▸ **ACTION ITEM**
In the entries that follow, copy exactly each line from the first through the line with "release 64 (Ni_sv_GW).".

::::::::::

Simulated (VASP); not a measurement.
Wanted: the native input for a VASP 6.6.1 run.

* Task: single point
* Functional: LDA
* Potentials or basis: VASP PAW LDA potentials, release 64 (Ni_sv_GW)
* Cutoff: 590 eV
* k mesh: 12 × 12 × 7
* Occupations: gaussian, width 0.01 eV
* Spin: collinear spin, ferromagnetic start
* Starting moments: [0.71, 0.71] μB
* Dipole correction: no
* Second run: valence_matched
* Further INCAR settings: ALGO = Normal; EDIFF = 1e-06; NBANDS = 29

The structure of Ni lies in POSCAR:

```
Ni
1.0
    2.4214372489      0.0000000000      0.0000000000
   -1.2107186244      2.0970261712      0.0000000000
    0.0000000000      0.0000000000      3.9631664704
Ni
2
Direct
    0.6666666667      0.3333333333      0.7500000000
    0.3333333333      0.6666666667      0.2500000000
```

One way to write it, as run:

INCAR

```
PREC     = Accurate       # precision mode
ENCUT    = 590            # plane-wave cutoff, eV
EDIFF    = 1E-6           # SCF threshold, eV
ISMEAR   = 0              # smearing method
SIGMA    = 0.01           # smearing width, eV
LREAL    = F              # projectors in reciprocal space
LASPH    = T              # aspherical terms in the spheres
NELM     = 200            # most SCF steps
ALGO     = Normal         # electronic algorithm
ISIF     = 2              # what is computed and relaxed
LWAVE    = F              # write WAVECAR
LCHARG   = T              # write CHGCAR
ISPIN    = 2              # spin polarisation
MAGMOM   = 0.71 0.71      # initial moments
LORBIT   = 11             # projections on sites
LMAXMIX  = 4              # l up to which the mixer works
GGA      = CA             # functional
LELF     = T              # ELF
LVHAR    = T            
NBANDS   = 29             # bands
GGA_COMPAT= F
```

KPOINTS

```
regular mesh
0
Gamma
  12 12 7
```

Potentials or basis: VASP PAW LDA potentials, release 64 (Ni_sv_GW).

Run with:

::::::::::

▸ **RESPONSE**
Simulated (VASP); not a measurement.
Wanted: the native input for a VASP 6.6.1 run.

* Task: single point
* Functional: LDA
* Potentials or basis: VASP PAW LDA potentials, release 64 (Ni_sv_GW)
* Cutoff: 590 eV
* k mesh: 12 × 12 × 7
* Occupations: gaussian, width 0.01 eV
* Spin: collinear spin, ferromagnetic start
* Starting moments: [0.71, 0.71] μB
* Dipole correction: no
* Second run: valence_matched
* Further INCAR settings: ALGO = Normal; EDIFF = 1e-06; NBANDS = 29

The structure of Ni lies in POSCAR:

```
Ni
1.0
    2.4214372489      0.0000000000      0.0000000000
   -1.2107186244      2.0970261712      0.0000000000
    0.0000000000      0.0000000000      3.9631664704
Ni
2
Direct
    0.6666666667      0.3333333333      0.7500000000
    0.3333333333      0.6666666667      0.2500000000
```

One way to write it, as run:

INCAR

```
PREC     = Accurate       # precision mode
ENCUT    = 590            # plane-wave cutoff, eV
EDIFF    = 1E-6           # SCF threshold, eV
ISMEAR   = 0              # smearing method
SIGMA    = 0.01           # smearing width, eV
LREAL    = F              # projectors in reciprocal space
LASPH    = T              # aspherical terms in the spheres
NELM     = 200            # most SCF steps
ALGO     = Normal         # electronic algorithm
ISIF     = 2              # what is computed and relaxed
LWAVE    = F              # write WAVECAR
LCHARG   = T              # write CHGCAR
ISPIN    = 2              # spin polarisation
MAGMOM   = 0.71 0.71      # initial moments
LORBIT   = 11             # projections on sites
LMAXMIX  = 4              # l up to which the mixer works
GGA      = CA             # functional
LELF     = T              # ELF
LVHAR    = T            
NBANDS   = 29             # bands
GGA_COMPAT= F
```

KPOINTS

```
regular mesh
0
Gamma
  12 12 7
```

Potentials or basis: VASP PAW LDA potentials, release 64 (Ni_sv_GW).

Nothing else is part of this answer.